------------------------------

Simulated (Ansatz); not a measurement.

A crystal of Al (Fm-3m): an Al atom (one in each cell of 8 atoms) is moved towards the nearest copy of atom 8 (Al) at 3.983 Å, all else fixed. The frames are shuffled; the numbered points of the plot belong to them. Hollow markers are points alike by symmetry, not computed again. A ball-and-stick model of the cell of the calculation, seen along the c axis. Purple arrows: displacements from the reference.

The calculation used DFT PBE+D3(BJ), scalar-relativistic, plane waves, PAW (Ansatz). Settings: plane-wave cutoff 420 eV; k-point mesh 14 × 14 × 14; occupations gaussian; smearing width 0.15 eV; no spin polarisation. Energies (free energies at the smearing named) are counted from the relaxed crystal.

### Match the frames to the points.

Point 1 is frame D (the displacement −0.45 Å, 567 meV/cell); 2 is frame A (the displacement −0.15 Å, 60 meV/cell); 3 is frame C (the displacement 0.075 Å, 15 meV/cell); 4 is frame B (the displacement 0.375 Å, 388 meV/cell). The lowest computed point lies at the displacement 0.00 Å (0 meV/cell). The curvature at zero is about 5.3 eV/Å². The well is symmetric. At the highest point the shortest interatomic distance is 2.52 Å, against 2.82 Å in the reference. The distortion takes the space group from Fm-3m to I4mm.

------------------------------

ACTIVITY ->
All the data needs repeating. Return it exactly.

RESPONSE AREA ->
Simulated (Ansatz); not a measurement.

A crystal of Al (Fm-3m): an Al atom (one in each cell of 8 atoms) is moved towards the nearest copy of atom 8 (Al) at 3.983 Å, all else fixed. The frames are shuffled; the numbered points of the plot belong to them. Hollow markers are points alike by symmetry, not computed again. A ball-and-stick model of the cell of the calculation, seen along the c axis. Purple arrows: displacements from the reference.

The calculation used DFT PBE+D3(BJ), scalar-relativistic, plane waves, PAW (Ansatz). Settings: plane-wave cutoff 420 eV; k-point mesh 14 × 14 × 14; occupations gaussian; smearing width 0.15 eV; no spin polarisation. Energies (free energies at the smearing named) are counted from the relaxed crystal.

### Match the frames to the points.

Point 1 is frame D (the displacement −0.45 Å, 567 meV/cell); 2 is frame A (the displacement −0.15 Å, 60 meV/cell); 3 is frame C (the displacement 0.075 Å, 15 meV/cell); 4 is frame B (the displacement 0.375 Å, 388 meV/cell). The lowest computed point lies at the displacement 0.00 Å (0 meV/cell). The curvature at zero is about 5.3 eV/Å². The well is symmetric. At the highest point the shortest interatomic distance is 2.52 Å, against 2.82 Å in the reference. The distortion takes the space group from Fm-3m to I4mm.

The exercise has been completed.